→ **Material provided**:
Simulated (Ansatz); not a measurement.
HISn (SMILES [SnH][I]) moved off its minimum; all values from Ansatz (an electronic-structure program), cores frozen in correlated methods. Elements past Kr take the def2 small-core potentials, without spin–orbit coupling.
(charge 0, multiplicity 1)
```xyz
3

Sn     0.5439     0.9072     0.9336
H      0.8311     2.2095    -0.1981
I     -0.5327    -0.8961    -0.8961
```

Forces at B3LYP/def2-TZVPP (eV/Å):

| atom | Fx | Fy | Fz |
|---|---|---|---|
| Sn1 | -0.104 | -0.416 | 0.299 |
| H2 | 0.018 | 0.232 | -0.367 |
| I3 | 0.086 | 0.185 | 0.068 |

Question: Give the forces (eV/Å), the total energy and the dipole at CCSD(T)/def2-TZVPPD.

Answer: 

→ **Exercise**: Of the entries above, transcribe exactly those lines that fall between the line containing "HISn (SMILES [SnH][I])" and the line containing "Question: Give the", together with those two lines.

→ **Task output**:
HISn (SMILES [SnH][I]) moved off its minimum; all values from Ansatz (an electronic-structure program), cores frozen in correlated methods. Elements past Kr take the def2 small-core potentials, without spin–orbit coupling.
(charge 0, multiplicity 1)
```xyz
3

Sn     0.5439     0.9072     0.9336
H      0.8311     2.2095    -0.1981
I     -0.5327    -0.8961    -0.8961
```

Forces at B3LYP/def2-TZVPP (eV/Å):

| atom | Fx | Fy | Fz |
|---|---|---|---|
| Sn1 | -0.104 | -0.416 | 0.299 |
| H2 | 0.018 | 0.232 | -0.367 |
| I3 | 0.086 | 0.185 | 0.068 |

Question: Give the forces (eV/Å), the total energy and the dipole at CCSD(T)/def2-TZVPPD.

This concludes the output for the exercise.